- Opening Delimiter -

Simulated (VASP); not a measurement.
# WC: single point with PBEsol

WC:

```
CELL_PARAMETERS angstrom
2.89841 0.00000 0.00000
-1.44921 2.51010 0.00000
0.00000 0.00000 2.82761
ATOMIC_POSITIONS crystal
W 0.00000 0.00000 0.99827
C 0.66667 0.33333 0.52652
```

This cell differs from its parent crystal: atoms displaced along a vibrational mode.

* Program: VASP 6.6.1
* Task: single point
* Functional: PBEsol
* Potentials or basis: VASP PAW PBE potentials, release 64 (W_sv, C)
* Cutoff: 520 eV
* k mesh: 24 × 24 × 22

- Closing Delimiter -

> WORK INSTRUCTION: Return the data exactly. Include every record.

> EXERCISE RESULT:
Simulated (VASP); not a measurement.
# WC: single point with PBEsol

WC:

```
CELL_PARAMETERS angstrom
2.89841 0.00000 0.00000
-1.44921 2.51010 0.00000
0.00000 0.00000 2.82761
ATOMIC_POSITIONS crystal
W 0.00000 0.00000 0.99827
C 0.66667 0.33333 0.52652
```

This cell differs from its parent crystal: atoms displaced along a vibrational mode.

* Program: VASP 6.6.1
* Task: single point
* Functional: PBEsol
* Potentials or basis: VASP PAW PBE potentials, release 64 (W_sv, C)
* Cutoff: 520 eV
* k mesh: 24 × 24 × 22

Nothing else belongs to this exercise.